■ REQUIRED ACTION
Repeat nothing but the lines below running from the one containing "Hardware: 1 thread" to the one containing "of this run.". Keep both end lines.

┄┄┄┄┄┄

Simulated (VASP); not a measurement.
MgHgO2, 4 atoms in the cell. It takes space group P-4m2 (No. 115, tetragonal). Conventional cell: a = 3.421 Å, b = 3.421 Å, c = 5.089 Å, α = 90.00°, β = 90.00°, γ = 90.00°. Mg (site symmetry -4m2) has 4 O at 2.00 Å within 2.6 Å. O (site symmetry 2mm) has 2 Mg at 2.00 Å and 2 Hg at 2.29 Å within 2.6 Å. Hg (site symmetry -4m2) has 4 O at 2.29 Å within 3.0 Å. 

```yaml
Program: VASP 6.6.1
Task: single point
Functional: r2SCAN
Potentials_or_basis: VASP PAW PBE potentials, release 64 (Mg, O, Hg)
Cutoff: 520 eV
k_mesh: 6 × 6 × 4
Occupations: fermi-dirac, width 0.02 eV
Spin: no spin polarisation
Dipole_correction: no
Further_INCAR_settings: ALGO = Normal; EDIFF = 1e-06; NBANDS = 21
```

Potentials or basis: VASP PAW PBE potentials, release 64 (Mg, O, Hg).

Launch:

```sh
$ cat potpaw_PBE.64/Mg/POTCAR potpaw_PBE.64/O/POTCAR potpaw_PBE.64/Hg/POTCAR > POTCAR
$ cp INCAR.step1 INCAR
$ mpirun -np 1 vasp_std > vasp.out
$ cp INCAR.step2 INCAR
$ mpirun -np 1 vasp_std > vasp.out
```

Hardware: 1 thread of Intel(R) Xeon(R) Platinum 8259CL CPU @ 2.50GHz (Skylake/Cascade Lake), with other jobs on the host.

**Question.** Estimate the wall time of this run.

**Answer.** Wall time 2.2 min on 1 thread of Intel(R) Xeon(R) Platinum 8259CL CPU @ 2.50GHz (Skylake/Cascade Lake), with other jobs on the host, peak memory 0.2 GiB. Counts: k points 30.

┄┄┄┄┄┄

■ WRITTEN RESPONSE
Hardware: 1 thread of Intel(R) Xeon(R) Platinum 8259CL CPU @ 2.50GHz (Skylake/Cascade Lake), with other jobs on the host.

**Question.** Estimate the wall time of this run.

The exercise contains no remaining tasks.